*WORK TASK*
Please quote exactly the opening lines of the data, from the first line to the one where "Change from the" appears.

*INFORMATION SUPPLIED*
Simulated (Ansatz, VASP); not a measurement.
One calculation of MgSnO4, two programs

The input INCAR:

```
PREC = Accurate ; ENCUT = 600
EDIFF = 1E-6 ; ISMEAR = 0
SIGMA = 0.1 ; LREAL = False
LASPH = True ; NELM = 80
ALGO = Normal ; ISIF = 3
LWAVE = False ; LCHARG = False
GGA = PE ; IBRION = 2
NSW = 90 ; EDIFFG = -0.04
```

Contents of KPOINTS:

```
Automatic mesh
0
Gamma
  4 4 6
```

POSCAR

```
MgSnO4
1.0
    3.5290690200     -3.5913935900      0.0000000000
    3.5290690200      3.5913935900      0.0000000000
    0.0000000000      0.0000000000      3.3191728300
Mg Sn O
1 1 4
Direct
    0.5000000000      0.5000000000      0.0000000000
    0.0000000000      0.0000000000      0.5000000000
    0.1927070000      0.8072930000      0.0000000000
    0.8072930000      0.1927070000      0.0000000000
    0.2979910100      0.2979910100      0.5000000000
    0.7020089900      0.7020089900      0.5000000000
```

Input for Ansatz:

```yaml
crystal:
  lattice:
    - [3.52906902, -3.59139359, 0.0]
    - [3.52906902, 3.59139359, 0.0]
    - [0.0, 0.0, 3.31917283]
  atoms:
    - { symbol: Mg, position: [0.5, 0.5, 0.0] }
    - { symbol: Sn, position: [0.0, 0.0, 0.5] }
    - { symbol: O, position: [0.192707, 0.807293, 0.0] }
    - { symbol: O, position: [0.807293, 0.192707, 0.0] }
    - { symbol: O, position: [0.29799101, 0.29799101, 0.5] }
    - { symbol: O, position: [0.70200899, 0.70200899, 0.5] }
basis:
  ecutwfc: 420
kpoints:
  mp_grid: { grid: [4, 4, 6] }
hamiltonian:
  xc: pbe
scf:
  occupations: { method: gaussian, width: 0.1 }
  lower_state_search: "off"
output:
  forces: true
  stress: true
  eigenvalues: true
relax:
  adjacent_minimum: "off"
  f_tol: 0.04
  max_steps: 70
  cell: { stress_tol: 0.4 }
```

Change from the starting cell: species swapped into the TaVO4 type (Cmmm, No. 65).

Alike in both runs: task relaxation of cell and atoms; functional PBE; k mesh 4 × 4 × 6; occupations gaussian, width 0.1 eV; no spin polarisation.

*REPLY*
Simulated (Ansatz, VASP); not a measurement.
One calculation of MgSnO4, two programs

The input INCAR:

```
PREC = Accurate ; ENCUT = 600
EDIFF = 1E-6 ; ISMEAR = 0
SIGMA = 0.1 ; LREAL = False
LASPH = True ; NELM = 80
ALGO = Normal ; ISIF = 3
LWAVE = False ; LCHARG = False
GGA = PE ; IBRION = 2
NSW = 90 ; EDIFFG = -0.04
```

Contents of KPOINTS:

```
Automatic mesh
0
Gamma
  4 4 6
```

POSCAR

```
MgSnO4
1.0
    3.5290690200     -3.5913935900      0.0000000000
    3.5290690200      3.5913935900      0.0000000000
    0.0000000000      0.0000000000      3.3191728300
Mg Sn O
1 1 4
Direct
    0.5000000000      0.5000000000      0.0000000000
    0.0000000000      0.0000000000      0.5000000000
    0.1927070000      0.8072930000      0.0000000000
    0.8072930000      0.1927070000      0.0000000000
    0.2979910100      0.2979910100      0.5000000000
    0.7020089900      0.7020089900      0.5000000000
```

Input for Ansatz:

```yaml
crystal:
  lattice:
    - [3.52906902, -3.59139359, 0.0]
    - [3.52906902, 3.59139359, 0.0]
    - [0.0, 0.0, 3.31917283]
  atoms:
    - { symbol: Mg, position: [0.5, 0.5, 0.0] }
    - { symbol: Sn, position: [0.0, 0.0, 0.5] }
    - { symbol: O, position: [0.192707, 0.807293, 0.0] }
    - { symbol: O, position: [0.807293, 0.192707, 0.0] }
    - { symbol: O, position: [0.29799101, 0.29799101, 0.5] }
    - { symbol: O, position: [0.70200899, 0.70200899, 0.5] }
basis:
  ecutwfc: 420
kpoints:
  mp_grid: { grid: [4, 4, 6] }
hamiltonian:
  xc: pbe
scf:
  occupations: { method: gaussian, width: 0.1 }
  lower_state_search: "off"
output:
  forces: true
  stress: true
  eigenvalues: true
relax:
  adjacent_minimum: "off"
  f_tol: 0.04
  max_steps: 70
  cell: { stress_tol: 0.4 }
```

Change from the starting cell: species swapped into the TaVO4 type (Cmmm, No. 65).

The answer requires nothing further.